→ DATASET EXTRACT
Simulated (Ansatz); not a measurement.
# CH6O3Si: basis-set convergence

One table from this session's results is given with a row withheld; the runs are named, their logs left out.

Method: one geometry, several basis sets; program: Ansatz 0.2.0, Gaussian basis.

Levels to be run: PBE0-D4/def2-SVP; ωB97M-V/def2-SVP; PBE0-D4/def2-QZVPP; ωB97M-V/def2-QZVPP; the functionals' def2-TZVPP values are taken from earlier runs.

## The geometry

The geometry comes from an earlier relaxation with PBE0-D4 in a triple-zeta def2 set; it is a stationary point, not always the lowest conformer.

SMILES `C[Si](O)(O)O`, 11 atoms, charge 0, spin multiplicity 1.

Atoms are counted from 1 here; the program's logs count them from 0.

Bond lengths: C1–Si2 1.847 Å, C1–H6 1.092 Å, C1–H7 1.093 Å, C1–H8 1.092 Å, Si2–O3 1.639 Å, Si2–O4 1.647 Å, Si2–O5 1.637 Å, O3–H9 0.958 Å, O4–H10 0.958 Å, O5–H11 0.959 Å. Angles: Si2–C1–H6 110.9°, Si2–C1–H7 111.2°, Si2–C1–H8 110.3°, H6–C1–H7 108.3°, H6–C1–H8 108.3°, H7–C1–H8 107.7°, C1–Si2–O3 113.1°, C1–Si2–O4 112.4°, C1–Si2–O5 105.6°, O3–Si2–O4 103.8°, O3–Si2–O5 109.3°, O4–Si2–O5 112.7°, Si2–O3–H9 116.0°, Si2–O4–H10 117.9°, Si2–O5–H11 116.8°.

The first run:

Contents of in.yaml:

→ ASSIGNED TASK
Looking at the data above, return every line from the one with "One table from" down to the one with "Atoms are counted", exactly and inclusively.

→ WRITTEN RESPONSE
One table from this session's results is given with a row withheld; the runs are named, their logs left out.

Method: one geometry, several basis sets; program: Ansatz 0.2.0, Gaussian basis.

Levels to be run: PBE0-D4/def2-SVP; ωB97M-V/def2-SVP; PBE0-D4/def2-QZVPP; ωB97M-V/def2-QZVPP; the functionals' def2-TZVPP values are taken from earlier runs.

## The geometry

The geometry comes from an earlier relaxation with PBE0-D4 in a triple-zeta def2 set; it is a stationary point, not always the lowest conformer.

SMILES `C[Si](O)(O)O`, 11 atoms, charge 0, spin multiplicity 1.

Atoms are counted from 1 here; the program's logs count them from 0.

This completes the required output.